== Given records ==

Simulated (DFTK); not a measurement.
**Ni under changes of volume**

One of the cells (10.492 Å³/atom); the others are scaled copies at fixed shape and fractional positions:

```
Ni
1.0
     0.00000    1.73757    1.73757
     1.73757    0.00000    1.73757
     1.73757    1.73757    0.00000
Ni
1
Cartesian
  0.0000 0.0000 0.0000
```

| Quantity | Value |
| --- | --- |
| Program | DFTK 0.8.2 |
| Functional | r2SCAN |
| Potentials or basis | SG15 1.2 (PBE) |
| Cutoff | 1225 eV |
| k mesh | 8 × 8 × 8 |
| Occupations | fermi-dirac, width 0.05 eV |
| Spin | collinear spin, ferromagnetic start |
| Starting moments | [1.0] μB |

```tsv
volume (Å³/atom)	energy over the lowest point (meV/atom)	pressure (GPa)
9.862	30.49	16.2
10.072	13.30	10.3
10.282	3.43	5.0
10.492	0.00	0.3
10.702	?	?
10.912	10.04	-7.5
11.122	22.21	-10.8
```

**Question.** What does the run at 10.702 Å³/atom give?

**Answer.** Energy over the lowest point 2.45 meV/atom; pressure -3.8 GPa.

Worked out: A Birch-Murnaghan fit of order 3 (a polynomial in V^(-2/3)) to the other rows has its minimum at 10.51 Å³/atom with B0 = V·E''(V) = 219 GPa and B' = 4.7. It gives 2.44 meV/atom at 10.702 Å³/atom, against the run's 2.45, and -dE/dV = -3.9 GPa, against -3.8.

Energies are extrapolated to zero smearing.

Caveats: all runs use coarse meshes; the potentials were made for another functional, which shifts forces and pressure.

===

- Action item -
Of the lines above, extract only those from the line with "Worked out: A" to the line with "Energies are extrapolated to zero smearing.", both included, exactly as written.

- Problem solution -
Worked out: A Birch-Murnaghan fit of order 3 (a polynomial in V^(-2/3)) to the other rows has its minimum at 10.51 Å³/atom with B0 = V·E''(V) = 219 GPa and B' = 4.7. It gives 2.44 meV/atom at 10.702 Å³/atom, against the run's 2.45, and -dE/dV = -3.9 GPa, against -3.8.

Energies are extrapolated to zero smearing.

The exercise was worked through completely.